■ Action item
Output, without alteration, the first line of the entries and each line after it, stopping with the line that contains "64 (H, C, B) |".

+ + + + +

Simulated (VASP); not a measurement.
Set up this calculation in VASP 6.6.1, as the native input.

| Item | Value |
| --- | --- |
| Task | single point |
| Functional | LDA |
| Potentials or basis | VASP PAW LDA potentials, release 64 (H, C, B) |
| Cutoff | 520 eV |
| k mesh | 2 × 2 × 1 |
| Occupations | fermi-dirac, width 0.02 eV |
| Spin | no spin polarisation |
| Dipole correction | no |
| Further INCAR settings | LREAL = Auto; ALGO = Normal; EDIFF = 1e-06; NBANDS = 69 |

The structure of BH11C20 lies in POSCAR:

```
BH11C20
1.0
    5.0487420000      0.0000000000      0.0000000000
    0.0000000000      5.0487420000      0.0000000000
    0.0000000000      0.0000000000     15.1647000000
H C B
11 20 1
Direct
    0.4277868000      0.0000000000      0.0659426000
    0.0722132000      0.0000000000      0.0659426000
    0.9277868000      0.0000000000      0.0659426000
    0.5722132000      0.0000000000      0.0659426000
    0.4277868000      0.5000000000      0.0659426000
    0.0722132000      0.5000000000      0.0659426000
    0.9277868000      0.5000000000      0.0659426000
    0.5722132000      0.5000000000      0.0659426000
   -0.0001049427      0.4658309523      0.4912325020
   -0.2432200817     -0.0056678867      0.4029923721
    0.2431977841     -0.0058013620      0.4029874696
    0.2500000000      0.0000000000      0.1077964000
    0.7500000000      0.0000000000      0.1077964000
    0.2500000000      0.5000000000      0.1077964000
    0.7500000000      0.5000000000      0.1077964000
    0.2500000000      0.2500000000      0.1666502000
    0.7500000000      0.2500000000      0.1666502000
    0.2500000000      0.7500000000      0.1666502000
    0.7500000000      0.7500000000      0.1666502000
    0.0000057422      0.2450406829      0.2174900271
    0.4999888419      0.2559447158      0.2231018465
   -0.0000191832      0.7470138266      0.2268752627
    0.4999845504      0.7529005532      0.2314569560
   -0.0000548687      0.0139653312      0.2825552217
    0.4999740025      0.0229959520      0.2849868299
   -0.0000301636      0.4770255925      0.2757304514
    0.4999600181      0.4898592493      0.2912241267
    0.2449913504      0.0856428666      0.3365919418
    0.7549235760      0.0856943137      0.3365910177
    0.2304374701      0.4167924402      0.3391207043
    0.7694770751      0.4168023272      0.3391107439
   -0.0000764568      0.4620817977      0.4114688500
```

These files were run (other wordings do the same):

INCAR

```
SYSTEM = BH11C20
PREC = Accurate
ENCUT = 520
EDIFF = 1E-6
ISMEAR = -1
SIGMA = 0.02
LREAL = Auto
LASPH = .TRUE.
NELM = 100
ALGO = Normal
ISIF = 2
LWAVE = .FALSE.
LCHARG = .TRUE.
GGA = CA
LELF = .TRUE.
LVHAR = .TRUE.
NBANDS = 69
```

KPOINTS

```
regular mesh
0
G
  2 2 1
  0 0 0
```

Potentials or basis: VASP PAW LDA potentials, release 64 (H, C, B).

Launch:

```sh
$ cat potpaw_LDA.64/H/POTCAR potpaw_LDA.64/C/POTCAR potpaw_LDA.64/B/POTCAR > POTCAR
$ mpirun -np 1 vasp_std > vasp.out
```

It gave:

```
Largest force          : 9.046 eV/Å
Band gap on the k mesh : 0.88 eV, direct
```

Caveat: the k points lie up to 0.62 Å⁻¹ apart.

+ + + + +

■ Task answer
Simulated (VASP); not a measurement.
Set up this calculation in VASP 6.6.1, as the native input.

| Item | Value |
| --- | --- |
| Task | single point |
| Functional | LDA |
| Potentials or basis | VASP PAW LDA potentials, release 64 (H, C, B) |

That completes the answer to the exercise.